-.-.-

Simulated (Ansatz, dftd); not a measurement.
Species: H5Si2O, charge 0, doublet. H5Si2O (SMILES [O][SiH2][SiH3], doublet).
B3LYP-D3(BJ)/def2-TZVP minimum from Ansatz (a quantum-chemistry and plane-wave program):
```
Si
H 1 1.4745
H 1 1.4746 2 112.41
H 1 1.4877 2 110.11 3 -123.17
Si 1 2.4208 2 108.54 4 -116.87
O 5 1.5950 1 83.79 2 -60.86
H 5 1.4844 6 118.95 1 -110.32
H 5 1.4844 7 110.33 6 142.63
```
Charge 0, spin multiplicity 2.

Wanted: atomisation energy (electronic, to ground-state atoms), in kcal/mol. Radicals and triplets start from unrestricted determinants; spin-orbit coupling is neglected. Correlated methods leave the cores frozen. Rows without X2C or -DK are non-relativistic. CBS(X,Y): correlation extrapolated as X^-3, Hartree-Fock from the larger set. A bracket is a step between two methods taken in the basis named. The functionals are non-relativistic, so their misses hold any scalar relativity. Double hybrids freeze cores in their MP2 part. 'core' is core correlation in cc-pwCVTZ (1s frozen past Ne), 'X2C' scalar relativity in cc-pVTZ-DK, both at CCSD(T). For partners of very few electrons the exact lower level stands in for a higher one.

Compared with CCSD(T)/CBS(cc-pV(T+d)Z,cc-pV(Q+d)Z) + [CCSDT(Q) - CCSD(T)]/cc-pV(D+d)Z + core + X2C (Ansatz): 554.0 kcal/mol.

-.-.-

WORK TASK
Please output the full listing, keeping every character the same.

PROBLEM SOLUTION
Simulated (Ansatz, dftd); not a measurement.
Species: H5Si2O, charge 0, doublet. H5Si2O (SMILES [O][SiH2][SiH3], doublet).
B3LYP-D3(BJ)/def2-TZVP minimum from Ansatz (a quantum-chemistry and plane-wave program):
```
Si
H 1 1.4745
H 1 1.4746 2 112.41
H 1 1.4877 2 110.11 3 -123.17
Si 1 2.4208 2 108.54 4 -116.87
O 5 1.5950 1 83.79 2 -60.86
H 5 1.4844 6 118.95 1 -110.32
H 5 1.4844 7 110.33 6 142.63
```
Charge 0, spin multiplicity 2.

Wanted: atomisation energy (electronic, to ground-state atoms), in kcal/mol. Radicals and triplets start from unrestricted determinants; spin-orbit coupling is neglected. Correlated methods leave the cores frozen. Rows without X2C or -DK are non-relativistic. CBS(X,Y): correlation extrapolated as X^-3, Hartree-Fock from the larger set. A bracket is a step between two methods taken in the basis named. The functionals are non-relativistic, so their misses hold any scalar relativity. Double hybrids freeze cores in their MP2 part. 'core' is core correlation in cc-pwCVTZ (1s frozen past Ne), 'X2C' scalar relativity in cc-pVTZ-DK, both at CCSD(T). For partners of very few electrons the exact lower level stands in for a higher one.

Compared with CCSD(T)/CBS(cc-pV(T+d)Z,cc-pV(Q+d)Z) + [CCSDT(Q) - CCSD(T)]/cc-pV(D+d)Z + core + X2C (Ansatz): 554.0 kcal/mol.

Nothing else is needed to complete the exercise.